- **ACTION ITEM**
Look below for the line containing "-482 | 175535 |"; from there, print each line exactly up to and including the line containing "-290 | 404522 |", and stop.

□ □ □ □
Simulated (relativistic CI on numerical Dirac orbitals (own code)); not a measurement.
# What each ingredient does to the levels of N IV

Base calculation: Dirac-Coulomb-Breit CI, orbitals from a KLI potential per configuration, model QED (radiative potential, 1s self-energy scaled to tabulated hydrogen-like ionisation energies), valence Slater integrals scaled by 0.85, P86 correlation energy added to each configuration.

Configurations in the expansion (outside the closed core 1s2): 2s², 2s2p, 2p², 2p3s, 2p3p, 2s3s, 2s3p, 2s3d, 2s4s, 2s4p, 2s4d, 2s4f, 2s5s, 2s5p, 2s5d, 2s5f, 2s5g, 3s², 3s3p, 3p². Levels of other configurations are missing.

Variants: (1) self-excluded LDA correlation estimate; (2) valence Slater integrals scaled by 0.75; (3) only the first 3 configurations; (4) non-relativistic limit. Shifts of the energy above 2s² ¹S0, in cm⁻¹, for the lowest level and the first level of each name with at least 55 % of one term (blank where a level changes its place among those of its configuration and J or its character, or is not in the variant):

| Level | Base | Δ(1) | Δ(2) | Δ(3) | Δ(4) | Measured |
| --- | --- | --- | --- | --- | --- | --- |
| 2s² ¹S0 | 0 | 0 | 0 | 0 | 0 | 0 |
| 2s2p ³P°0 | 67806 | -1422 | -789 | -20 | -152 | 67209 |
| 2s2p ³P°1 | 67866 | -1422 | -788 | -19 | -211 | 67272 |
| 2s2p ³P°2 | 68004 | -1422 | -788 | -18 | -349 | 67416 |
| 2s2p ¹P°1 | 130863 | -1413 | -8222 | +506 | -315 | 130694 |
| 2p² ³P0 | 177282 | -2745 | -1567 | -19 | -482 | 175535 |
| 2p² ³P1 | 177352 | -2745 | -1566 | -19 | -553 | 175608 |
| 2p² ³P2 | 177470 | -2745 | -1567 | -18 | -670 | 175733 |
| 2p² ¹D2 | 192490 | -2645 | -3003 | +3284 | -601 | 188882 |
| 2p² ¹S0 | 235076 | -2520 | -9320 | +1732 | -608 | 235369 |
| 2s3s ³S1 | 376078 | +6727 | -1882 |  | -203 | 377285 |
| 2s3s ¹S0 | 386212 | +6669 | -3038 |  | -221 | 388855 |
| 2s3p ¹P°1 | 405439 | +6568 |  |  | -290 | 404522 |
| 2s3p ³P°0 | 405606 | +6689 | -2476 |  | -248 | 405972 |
□ □ □ □

- **REPLY**
| 2p² ³P0 | 177282 | -2745 | -1567 | -19 | -482 | 175535 |
| 2p² ³P1 | 177352 | -2745 | -1566 | -19 | -553 | 175608 |
| 2p² ³P2 | 177470 | -2745 | -1567 | -18 | -670 | 175733 |
| 2p² ¹D2 | 192490 | -2645 | -3003 | +3284 | -601 | 188882 |
| 2p² ¹S0 | 235076 | -2520 | -9320 | +1732 | -608 | 235369 |
| 2s3s ³S1 | 376078 | +6727 | -1882 |  | -203 | 377285 |
| 2s3s ¹S0 | 386212 | +6669 | -3038 |  | -221 | 388855 |
| 2s3p ¹P°1 | 405439 | +6568 |  |  | -290 | 404522 |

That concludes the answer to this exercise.